Repeat, please, only the lines from the top of the data down to the line with "The picture shows: CuO."; include both of those lines.

--------------------------------------------------

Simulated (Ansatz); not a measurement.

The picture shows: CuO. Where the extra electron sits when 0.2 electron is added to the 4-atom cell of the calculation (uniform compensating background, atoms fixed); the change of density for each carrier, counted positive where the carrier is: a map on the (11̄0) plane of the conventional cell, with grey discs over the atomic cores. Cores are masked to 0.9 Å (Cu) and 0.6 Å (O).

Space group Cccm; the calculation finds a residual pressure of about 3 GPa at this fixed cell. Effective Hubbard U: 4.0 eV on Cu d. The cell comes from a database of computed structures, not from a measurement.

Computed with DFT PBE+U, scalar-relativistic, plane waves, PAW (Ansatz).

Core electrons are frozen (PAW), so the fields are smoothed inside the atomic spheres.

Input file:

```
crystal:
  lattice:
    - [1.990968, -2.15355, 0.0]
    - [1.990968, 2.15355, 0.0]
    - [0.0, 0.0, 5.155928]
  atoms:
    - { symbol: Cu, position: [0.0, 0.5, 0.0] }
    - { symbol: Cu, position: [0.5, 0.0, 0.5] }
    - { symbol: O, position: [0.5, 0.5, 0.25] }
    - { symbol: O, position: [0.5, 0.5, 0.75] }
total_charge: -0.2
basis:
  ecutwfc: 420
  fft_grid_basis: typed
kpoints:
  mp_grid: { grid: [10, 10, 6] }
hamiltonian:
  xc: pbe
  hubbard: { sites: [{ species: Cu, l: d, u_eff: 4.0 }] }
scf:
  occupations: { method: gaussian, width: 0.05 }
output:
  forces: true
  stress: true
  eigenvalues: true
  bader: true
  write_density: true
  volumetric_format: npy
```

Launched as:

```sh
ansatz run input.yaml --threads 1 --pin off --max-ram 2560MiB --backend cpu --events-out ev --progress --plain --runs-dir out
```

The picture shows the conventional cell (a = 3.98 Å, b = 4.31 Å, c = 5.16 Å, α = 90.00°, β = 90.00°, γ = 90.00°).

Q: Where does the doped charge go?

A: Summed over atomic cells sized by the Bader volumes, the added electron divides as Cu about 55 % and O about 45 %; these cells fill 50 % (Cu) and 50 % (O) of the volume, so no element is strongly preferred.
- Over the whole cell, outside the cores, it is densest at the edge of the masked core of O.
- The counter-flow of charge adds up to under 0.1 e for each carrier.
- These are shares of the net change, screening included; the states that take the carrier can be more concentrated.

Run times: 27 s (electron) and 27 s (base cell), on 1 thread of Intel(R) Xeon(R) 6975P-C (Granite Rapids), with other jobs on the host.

--------------------------------------------------

**EXERCISE OUTPUT**
Simulated (Ansatz); not a measurement.

The picture shows: CuO. Where the extra electron sits when 0.2 electron is added to the 4-atom cell of the calculation (uniform compensating background, atoms fixed); the change of density for each carrier, counted positive where the carrier is: a map on the (11̄0) plane of the conventional cell, with grey discs over the atomic cores. Cores are masked to 0.9 Å (Cu) and 0.6 Å (O).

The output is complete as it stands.